Work request ▸ Beginning with the first line and ending with the one containing "- H10, ESP fit: 0.04", copy the lines of the listing below exactly; omit everything else.

Given entries ▸
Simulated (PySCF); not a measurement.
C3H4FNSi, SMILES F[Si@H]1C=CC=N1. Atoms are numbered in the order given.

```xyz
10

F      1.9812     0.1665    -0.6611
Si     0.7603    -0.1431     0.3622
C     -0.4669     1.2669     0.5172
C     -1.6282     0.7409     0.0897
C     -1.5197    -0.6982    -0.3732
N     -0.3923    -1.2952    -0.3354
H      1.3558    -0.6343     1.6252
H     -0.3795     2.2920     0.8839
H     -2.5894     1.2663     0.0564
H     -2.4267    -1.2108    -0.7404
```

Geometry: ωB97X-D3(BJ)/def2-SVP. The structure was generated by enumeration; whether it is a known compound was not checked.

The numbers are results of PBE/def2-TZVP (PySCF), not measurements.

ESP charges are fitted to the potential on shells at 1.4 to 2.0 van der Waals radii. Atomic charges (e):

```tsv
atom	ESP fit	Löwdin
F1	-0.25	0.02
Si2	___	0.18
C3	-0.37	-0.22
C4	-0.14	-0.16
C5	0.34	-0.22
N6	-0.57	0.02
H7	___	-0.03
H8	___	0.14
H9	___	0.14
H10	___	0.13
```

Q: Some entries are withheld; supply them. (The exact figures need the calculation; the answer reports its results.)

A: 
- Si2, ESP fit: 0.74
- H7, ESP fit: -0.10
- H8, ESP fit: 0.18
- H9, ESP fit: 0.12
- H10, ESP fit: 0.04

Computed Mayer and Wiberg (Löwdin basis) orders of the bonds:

Task output ▸
Simulated (PySCF); not a measurement.
C3H4FNSi, SMILES F[Si@H]1C=CC=N1. Atoms are numbered in the order given.

```xyz
10

F      1.9812     0.1665    -0.6611
Si     0.7603    -0.1431     0.3622
C     -0.4669     1.2669     0.5172
C     -1.6282     0.7409     0.0897
C     -1.5197    -0.6982    -0.3732
N     -0.3923    -1.2952    -0.3354
H      1.3558    -0.6343     1.6252
H     -0.3795     2.2920     0.8839
H     -2.5894     1.2663     0.0564
H     -2.4267    -1.2108    -0.7404
```

Geometry: ωB97X-D3(BJ)/def2-SVP. The structure was generated by enumeration; whether it is a known compound was not checked.

The numbers are results of PBE/def2-TZVP (PySCF), not measurements.

ESP charges are fitted to the potential on shells at 1.4 to 2.0 van der Waals radii. Atomic charges (e):

```tsv
atom	ESP fit	Löwdin
F1	-0.25	0.02
Si2	___	0.18
C3	-0.37	-0.22
C4	-0.14	-0.16
C5	0.34	-0.22
N6	-0.57	0.02
H7	___	-0.03
H8	___	0.14
H9	___	0.14
H10	___	0.13
```

Q: Some entries are withheld; supply them. (The exact figures need the calculation; the answer reports its results.)

A: 
- Si2, ESP fit: 0.74
- H7, ESP fit: -0.10
- H8, ESP fit: 0.18
- H9, ESP fit: 0.12
- H10, ESP fit: 0.04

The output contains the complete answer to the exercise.